* _STUDY MATERIAL_
--- START ---

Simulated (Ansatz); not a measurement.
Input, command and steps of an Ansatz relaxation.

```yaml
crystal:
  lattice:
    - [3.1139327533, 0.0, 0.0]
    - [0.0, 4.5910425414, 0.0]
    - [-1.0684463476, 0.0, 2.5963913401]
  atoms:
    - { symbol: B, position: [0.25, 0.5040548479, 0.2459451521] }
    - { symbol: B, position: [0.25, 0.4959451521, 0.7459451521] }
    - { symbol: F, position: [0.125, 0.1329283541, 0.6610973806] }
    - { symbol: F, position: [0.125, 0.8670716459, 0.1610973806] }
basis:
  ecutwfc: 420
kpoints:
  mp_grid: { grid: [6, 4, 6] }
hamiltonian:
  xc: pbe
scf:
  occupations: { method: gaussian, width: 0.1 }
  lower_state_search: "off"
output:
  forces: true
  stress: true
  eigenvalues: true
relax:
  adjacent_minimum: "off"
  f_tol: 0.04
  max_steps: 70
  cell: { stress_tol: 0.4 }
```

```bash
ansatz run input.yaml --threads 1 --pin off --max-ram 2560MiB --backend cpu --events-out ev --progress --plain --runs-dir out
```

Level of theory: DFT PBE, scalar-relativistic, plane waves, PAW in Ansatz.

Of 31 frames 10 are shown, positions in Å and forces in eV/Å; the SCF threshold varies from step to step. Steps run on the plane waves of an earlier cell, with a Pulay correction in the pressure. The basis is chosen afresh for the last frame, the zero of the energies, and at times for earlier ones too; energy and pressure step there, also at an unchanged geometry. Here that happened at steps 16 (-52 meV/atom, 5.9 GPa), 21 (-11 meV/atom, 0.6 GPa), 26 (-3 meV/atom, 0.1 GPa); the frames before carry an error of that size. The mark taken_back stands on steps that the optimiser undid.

--- END ---

* _ASSIGNED TASK_
Nothing but the lines from the top of the records down to the line with "Level of theory: DFT" belongs in the answer; repeat them exactly.

* _RESPONSE AREA_
Simulated (Ansatz); not a measurement.
Input, command and steps of an Ansatz relaxation.

```yaml
crystal:
  lattice:
    - [3.1139327533, 0.0, 0.0]
    - [0.0, 4.5910425414, 0.0]
    - [-1.0684463476, 0.0, 2.5963913401]
  atoms:
    - { symbol: B, position: [0.25, 0.5040548479, 0.2459451521] }
    - { symbol: B, position: [0.25, 0.4959451521, 0.7459451521] }
    - { symbol: F, position: [0.125, 0.1329283541, 0.6610973806] }
    - { symbol: F, position: [0.125, 0.8670716459, 0.1610973806] }
basis:
  ecutwfc: 420
kpoints:
  mp_grid: { grid: [6, 4, 6] }
hamiltonian:
  xc: pbe
scf:
  occupations: { method: gaussian, width: 0.1 }
  lower_state_search: "off"
output:
  forces: true
  stress: true
  eigenvalues: true
relax:
  adjacent_minimum: "off"
  f_tol: 0.04
  max_steps: 70
  cell: { stress_tol: 0.4 }
```

```bash
ansatz run input.yaml --threads 1 --pin off --max-ram 2560MiB --backend cpu --events-out ev --progress --plain --runs-dir out
```

Level of theory: DFT PBE, scalar-relativistic, plane waves, PAW in Ansatz.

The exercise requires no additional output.